◆ REQUIRED ACTION: Answer with the exact lines of the following material from the one containing "Level of theory: RKS" through the one containing "### Which system is this?", both end lines included.

[Start of section]

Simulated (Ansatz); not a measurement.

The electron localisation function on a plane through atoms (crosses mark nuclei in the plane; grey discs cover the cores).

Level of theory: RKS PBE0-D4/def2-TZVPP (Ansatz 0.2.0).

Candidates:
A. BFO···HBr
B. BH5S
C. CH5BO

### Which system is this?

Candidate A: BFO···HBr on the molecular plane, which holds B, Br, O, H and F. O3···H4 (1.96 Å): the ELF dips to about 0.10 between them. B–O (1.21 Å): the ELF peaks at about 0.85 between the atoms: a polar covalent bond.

[End of section]

◆ EXPECTED ANSWER:
Level of theory: RKS PBE0-D4/def2-TZVPP (Ansatz 0.2.0).

Candidates:
A. BFO···HBr
B. BH5S
C. CH5BO

### Which system is this?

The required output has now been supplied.